▶ [Work request]: Go through the listing below from its first line and repeat each line exactly, ending at the line containing "zero (band 5" and including it.

▶ [Extracted records]:
# # # # # # #
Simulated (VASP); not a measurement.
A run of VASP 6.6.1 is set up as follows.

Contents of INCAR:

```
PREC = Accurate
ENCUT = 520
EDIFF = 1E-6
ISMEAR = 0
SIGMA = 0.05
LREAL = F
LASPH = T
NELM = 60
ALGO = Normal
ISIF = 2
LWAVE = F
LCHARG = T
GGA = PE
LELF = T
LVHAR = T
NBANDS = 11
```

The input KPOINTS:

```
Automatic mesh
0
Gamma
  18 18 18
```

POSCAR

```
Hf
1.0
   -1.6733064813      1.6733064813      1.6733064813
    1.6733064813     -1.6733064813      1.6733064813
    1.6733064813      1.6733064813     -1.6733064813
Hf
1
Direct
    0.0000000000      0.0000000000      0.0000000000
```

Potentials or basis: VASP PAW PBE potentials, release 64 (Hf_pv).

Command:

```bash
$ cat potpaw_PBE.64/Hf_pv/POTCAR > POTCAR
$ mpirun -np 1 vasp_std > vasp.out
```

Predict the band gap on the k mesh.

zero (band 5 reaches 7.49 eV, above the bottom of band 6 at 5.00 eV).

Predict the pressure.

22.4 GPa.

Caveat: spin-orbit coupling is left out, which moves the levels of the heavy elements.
# # # # # # #

▶ [Task solution]:
Simulated (VASP); not a measurement.
A run of VASP 6.6.1 is set up as follows.

Contents of INCAR:

```
PREC = Accurate
ENCUT = 520
EDIFF = 1E-6
ISMEAR = 0
SIGMA = 0.05
LREAL = F
LASPH = T
NELM = 60
ALGO = Normal
ISIF = 2
LWAVE = F
LCHARG = T
GGA = PE
LELF = T
LVHAR = T
NBANDS = 11
```

The input KPOINTS:

```
Automatic mesh
0
Gamma
  18 18 18
```

POSCAR

```
Hf
1.0
   -1.6733064813      1.6733064813      1.6733064813
    1.6733064813     -1.6733064813      1.6733064813
    1.6733064813      1.6733064813     -1.6733064813
Hf
1
Direct
    0.0000000000      0.0000000000      0.0000000000
```

Potentials or basis: VASP PAW PBE potentials, release 64 (Hf_pv).

Command:

```bash
$ cat potpaw_PBE.64/Hf_pv/POTCAR > POTCAR
$ mpirun -np 1 vasp_std > vasp.out
```

Predict the band gap on the k mesh.

zero (band 5 reaches 7.49 eV, above the bottom of band 6 at 5.00 eV).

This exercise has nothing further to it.